▸ **PROVIDED INFORMATION**
§
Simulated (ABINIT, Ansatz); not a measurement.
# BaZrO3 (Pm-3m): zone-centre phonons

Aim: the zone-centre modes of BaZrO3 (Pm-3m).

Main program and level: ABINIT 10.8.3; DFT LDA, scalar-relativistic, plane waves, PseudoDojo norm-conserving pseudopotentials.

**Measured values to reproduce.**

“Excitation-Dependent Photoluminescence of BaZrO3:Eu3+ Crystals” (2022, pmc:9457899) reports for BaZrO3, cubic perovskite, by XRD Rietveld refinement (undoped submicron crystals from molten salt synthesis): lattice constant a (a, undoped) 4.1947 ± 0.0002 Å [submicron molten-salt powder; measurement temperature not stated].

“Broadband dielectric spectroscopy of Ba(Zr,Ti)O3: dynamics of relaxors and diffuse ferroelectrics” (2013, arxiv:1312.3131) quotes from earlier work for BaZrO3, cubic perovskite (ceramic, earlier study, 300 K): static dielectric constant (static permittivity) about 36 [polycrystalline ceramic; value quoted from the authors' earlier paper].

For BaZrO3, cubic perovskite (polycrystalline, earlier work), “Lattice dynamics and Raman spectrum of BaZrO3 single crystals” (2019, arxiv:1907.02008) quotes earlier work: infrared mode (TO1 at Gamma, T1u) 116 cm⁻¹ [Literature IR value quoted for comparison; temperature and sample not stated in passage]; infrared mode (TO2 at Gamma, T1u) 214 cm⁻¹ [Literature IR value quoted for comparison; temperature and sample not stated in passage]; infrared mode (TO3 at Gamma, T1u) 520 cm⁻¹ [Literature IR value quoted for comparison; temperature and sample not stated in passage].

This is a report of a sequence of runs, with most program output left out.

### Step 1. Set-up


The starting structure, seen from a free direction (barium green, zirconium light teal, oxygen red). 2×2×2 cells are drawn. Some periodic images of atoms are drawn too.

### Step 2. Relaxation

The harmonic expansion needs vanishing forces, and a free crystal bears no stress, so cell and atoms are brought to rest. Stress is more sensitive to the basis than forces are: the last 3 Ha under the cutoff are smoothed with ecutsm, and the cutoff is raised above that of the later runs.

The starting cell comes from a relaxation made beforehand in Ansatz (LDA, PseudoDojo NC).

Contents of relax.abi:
§

▸ **ACTION ITEM**
Only the lines from the first line of the records through the line with "authors' earlier paper]." should be reproduced, exactly and with nothing added.

▸ **EXERCISE RESPONSE**
Simulated (ABINIT, Ansatz); not a measurement.
# BaZrO3 (Pm-3m): zone-centre phonons

Aim: the zone-centre modes of BaZrO3 (Pm-3m).

Main program and level: ABINIT 10.8.3; DFT LDA, scalar-relativistic, plane waves, PseudoDojo norm-conserving pseudopotentials.

**Measured values to reproduce.**

“Excitation-Dependent Photoluminescence of BaZrO3:Eu3+ Crystals” (2022, pmc:9457899) reports for BaZrO3, cubic perovskite, by XRD Rietveld refinement (undoped submicron crystals from molten salt synthesis): lattice constant a (a, undoped) 4.1947 ± 0.0002 Å [submicron molten-salt powder; measurement temperature not stated].

“Broadband dielectric spectroscopy of Ba(Zr,Ti)O3: dynamics of relaxors and diffuse ferroelectrics” (2013, arxiv:1312.3131) quotes from earlier work for BaZrO3, cubic perovskite (ceramic, earlier study, 300 K): static dielectric constant (static permittivity) about 36 [polycrystalline ceramic; value quoted from the authors' earlier paper].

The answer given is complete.